BEGIN AVAILABLE DATA
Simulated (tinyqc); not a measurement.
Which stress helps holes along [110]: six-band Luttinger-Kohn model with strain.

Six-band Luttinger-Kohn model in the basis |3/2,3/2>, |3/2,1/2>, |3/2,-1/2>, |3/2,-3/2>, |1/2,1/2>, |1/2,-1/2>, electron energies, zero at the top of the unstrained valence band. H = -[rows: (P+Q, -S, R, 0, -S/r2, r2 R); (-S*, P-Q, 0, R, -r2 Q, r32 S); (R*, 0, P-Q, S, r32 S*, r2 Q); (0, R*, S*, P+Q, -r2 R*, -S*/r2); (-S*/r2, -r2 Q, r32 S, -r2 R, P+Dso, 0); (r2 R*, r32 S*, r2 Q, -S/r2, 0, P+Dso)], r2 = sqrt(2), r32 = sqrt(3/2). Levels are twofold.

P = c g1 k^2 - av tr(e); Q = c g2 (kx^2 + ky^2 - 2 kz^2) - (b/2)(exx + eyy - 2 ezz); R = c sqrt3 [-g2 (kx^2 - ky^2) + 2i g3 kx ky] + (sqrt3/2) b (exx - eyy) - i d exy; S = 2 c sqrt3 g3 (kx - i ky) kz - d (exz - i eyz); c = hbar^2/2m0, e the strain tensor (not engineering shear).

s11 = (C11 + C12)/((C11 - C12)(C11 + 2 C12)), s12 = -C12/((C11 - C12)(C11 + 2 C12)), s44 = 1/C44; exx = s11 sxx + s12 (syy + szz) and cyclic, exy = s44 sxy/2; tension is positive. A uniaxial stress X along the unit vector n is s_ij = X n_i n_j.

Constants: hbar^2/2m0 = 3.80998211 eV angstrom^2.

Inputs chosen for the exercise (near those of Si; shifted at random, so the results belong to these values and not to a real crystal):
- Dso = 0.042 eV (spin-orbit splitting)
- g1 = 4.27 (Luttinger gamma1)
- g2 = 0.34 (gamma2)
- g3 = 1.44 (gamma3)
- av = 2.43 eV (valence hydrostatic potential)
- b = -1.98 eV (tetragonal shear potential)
END AVAILABLE DATA

REQUIRED ACTION:
The exact lines of the material above starting at the one that contains "Six-band Luttinger-Kohn model in" and ending at the one that contains "- av = 2.43" are what to retype; leave out everything else.

EXPECTED ANSWER:
Six-band Luttinger-Kohn model in the basis |3/2,3/2>, |3/2,1/2>, |3/2,-1/2>, |3/2,-3/2>, |1/2,1/2>, |1/2,-1/2>, electron energies, zero at the top of the unstrained valence band. H = -[rows: (P+Q, -S, R, 0, -S/r2, r2 R); (-S*, P-Q, 0, R, -r2 Q, r32 S); (R*, 0, P-Q, S, r32 S*, r2 Q); (0, R*, S*, P+Q, -r2 R*, -S*/r2); (-S*/r2, -r2 Q, r32 S, -r2 R, P+Dso, 0); (r2 R*, r32 S*, r2 Q, -S/r2, 0, P+Dso)], r2 = sqrt(2), r32 = sqrt(3/2). Levels are twofold.

P = c g1 k^2 - av tr(e); Q = c g2 (kx^2 + ky^2 - 2 kz^2) - (b/2)(exx + eyy - 2 ezz); R = c sqrt3 [-g2 (kx^2 - ky^2) + 2i g3 kx ky] + (sqrt3/2) b (exx - eyy) - i d exy; S = 2 c sqrt3 g3 (kx - i ky) kz - d (exz - i eyz); c = hbar^2/2m0, e the strain tensor (not engineering shear).

s11 = (C11 + C12)/((C11 - C12)(C11 + 2 C12)), s12 = -C12/((C11 - C12)(C11 + 2 C12)), s44 = 1/C44; exx = s11 sxx + s12 (syy + szz) and cyclic, exy = s44 sxy/2; tension is positive. A uniaxial stress X along the unit vector n is s_ij = X n_i n_j.

Constants: hbar^2/2m0 = 3.80998211 eV angstrom^2.

Inputs chosen for the exercise (near those of Si; shifted at random, so the results belong to these values and not to a real crystal):
- Dso = 0.042 eV (spin-orbit splitting)
- g1 = 4.27 (Luttinger gamma1)
- g2 = 0.34 (gamma2)
- g3 = 1.44 (gamma3)
- av = 2.43 eV (valence hydrostatic potential)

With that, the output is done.